**Required action**
Below are records; quote them exactly from the first line through the line that contains "## The system as given".

**The data**
────

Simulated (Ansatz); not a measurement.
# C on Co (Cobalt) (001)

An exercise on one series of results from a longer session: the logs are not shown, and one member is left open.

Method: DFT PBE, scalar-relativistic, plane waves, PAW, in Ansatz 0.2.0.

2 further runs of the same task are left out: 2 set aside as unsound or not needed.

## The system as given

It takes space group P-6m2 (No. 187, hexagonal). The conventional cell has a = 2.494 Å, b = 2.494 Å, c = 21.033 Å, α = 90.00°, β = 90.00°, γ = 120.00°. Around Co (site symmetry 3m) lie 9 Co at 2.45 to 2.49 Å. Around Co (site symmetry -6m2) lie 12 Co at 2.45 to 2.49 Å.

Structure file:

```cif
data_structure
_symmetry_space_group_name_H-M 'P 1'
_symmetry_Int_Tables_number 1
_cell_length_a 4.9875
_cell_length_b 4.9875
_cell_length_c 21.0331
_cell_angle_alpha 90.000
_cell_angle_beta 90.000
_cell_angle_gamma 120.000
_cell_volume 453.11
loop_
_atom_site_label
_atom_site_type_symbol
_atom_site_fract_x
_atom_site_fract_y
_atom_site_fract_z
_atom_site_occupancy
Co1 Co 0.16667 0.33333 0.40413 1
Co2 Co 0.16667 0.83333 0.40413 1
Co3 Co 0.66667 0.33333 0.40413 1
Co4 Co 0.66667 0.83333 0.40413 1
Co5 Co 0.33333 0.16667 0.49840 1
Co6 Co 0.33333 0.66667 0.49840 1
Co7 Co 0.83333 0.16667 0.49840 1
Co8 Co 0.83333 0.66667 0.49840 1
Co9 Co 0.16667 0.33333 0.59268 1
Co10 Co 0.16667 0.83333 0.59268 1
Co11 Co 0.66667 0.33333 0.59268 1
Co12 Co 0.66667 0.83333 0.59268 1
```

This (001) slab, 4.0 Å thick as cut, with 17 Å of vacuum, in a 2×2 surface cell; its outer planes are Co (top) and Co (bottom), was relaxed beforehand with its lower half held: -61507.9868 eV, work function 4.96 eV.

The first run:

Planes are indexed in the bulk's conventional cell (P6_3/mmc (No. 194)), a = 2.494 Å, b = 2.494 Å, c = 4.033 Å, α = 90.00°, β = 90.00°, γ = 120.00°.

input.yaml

────

**Worked solution**
Simulated (Ansatz); not a measurement.
# C on Co (Cobalt) (001)

An exercise on one series of results from a longer session: the logs are not shown, and one member is left open.

Method: DFT PBE, scalar-relativistic, plane waves, PAW, in Ansatz 0.2.0.

2 further runs of the same task are left out: 2 set aside as unsound or not needed.

## The system as given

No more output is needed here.